* [Work task]:
Your output should be the entries below, from the first line up to and including the line with "Fit a third-order", reproduced exactly and with no other lines.

* [Extracted records]:
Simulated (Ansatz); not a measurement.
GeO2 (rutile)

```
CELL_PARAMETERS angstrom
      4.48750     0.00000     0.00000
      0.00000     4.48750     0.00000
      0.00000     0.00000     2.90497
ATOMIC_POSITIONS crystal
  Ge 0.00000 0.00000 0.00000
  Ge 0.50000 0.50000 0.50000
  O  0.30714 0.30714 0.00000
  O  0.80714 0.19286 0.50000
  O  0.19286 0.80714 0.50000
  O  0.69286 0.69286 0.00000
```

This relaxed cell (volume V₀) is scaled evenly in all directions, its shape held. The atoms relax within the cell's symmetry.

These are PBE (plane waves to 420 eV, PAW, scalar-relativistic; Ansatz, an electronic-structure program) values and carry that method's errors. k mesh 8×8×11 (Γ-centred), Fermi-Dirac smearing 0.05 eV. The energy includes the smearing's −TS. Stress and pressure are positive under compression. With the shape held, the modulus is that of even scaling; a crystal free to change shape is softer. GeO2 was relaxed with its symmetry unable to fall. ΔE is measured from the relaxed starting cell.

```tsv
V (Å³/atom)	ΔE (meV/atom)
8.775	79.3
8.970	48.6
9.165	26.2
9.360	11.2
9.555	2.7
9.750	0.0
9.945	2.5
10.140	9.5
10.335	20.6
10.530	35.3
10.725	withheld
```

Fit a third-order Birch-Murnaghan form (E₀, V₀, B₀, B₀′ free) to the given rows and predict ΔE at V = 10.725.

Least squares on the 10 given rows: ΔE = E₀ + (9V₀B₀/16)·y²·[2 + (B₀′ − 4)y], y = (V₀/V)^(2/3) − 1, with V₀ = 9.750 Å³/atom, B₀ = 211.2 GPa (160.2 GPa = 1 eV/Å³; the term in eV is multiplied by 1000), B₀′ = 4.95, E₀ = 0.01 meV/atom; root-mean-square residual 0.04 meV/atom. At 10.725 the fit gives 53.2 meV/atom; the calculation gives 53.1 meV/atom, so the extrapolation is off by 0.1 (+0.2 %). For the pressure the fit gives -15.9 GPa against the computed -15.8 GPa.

* [Your response]:
Simulated (Ansatz); not a measurement.
GeO2 (rutile)

```
CELL_PARAMETERS angstrom
      4.48750     0.00000     0.00000
      0.00000     4.48750     0.00000
      0.00000     0.00000     2.90497
ATOMIC_POSITIONS crystal
  Ge 0.00000 0.00000 0.00000
  Ge 0.50000 0.50000 0.50000
  O  0.30714 0.30714 0.00000
  O  0.80714 0.19286 0.50000
  O  0.19286 0.80714 0.50000
  O  0.69286 0.69286 0.00000
```

This relaxed cell (volume V₀) is scaled evenly in all directions, its shape held. The atoms relax within the cell's symmetry.

These are PBE (plane waves to 420 eV, PAW, scalar-relativistic; Ansatz, an electronic-structure program) values and carry that method's errors. k mesh 8×8×11 (Γ-centred), Fermi-Dirac smearing 0.05 eV. The energy includes the smearing's −TS. Stress and pressure are positive under compression. With the shape held, the modulus is that of even scaling; a crystal free to change shape is softer. GeO2 was relaxed with its symmetry unable to fall. ΔE is measured from the relaxed starting cell.

```tsv
V (Å³/atom)	ΔE (meV/atom)
8.775	79.3
8.970	48.6
9.165	26.2
9.360	11.2
9.555	2.7
9.750	0.0
9.945	2.5
10.140	9.5
10.335	20.6
10.530	35.3
10.725	withheld
```

Fit a third-order Birch-Murnaghan form (E₀, V₀, B₀, B₀′ free) to the given rows and predict ΔE at V = 10.725.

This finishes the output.